## BRIEF
The data must be returned in full, with no character altered.

─── SOURCE INFORMATION

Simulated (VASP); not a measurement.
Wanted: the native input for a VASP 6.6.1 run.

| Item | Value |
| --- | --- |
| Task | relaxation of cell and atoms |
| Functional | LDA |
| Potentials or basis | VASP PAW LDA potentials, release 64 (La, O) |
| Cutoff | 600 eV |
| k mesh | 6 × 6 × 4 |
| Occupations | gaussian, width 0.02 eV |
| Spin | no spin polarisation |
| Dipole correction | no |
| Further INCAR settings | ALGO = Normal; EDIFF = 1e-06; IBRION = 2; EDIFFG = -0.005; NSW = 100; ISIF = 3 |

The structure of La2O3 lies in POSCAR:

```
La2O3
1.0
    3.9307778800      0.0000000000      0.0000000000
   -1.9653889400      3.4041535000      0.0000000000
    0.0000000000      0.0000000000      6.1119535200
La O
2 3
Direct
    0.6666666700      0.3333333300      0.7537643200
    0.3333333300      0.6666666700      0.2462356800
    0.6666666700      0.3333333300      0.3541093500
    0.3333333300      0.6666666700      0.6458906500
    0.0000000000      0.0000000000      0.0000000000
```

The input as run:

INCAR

──────

## RESPONSE AREA
Simulated (VASP); not a measurement.
Wanted: the native input for a VASP 6.6.1 run.

| Item | Value |
| --- | --- |
| Task | relaxation of cell and atoms |
| Functional | LDA |
| Potentials or basis | VASP PAW LDA potentials, release 64 (La, O) |
| Cutoff | 600 eV |
| k mesh | 6 × 6 × 4 |
| Occupations | gaussian, width 0.02 eV |
| Spin | no spin polarisation |
| Dipole correction | no |
| Further INCAR settings | ALGO = Normal; EDIFF = 1e-06; IBRION = 2; EDIFFG = -0.005; NSW = 100; ISIF = 3 |

The structure of La2O3 lies in POSCAR:

```
La2O3
1.0
    3.9307778800      0.0000000000      0.0000000000
   -1.9653889400      3.4041535000      0.0000000000
    0.0000000000      0.0000000000      6.1119535200
La O
2 3
Direct
    0.6666666700      0.3333333300      0.7537643200
    0.3333333300      0.6666666700      0.2462356800
    0.6666666700      0.3333333300      0.3541093500
    0.3333333300      0.6666666700      0.6458906500
    0.0000000000      0.0000000000      0.0000000000
```

The input as run:

INCAR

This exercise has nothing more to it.